>>>
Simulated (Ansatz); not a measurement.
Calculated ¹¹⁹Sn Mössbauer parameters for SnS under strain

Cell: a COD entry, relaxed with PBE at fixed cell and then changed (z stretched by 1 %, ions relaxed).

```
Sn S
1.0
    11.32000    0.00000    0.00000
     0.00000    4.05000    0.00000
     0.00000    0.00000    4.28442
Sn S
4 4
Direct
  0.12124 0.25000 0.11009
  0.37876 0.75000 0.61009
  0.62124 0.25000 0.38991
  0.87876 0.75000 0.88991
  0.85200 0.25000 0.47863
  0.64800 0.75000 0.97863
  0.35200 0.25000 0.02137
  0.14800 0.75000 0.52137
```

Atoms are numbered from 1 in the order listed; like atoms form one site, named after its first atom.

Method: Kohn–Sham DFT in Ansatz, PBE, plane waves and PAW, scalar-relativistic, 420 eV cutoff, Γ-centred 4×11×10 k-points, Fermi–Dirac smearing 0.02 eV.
<<<

- _Assigned task_
Restate every entry word for word.

- _Written response_
Simulated (Ansatz); not a measurement.
Calculated ¹¹⁹Sn Mössbauer parameters for SnS under strain

Cell: a COD entry, relaxed with PBE at fixed cell and then changed (z stretched by 1 %, ions relaxed).

```
Sn S
1.0
    11.32000    0.00000    0.00000
     0.00000    4.05000    0.00000
     0.00000    0.00000    4.28442
Sn S
4 4
Direct
  0.12124 0.25000 0.11009
  0.37876 0.75000 0.61009
  0.62124 0.25000 0.38991
  0.87876 0.75000 0.88991
  0.85200 0.25000 0.47863
  0.64800 0.75000 0.97863
  0.35200 0.25000 0.02137
  0.14800 0.75000 0.52137
```

Atoms are numbered from 1 in the order listed; like atoms form one site, named after its first atom.

Method: Kohn–Sham DFT in Ansatz, PBE, plane waves and PAW, scalar-relativistic, 420 eV cutoff, Γ-centred 4×11×10 k-points, Fermi–Dirac smearing 0.02 eV.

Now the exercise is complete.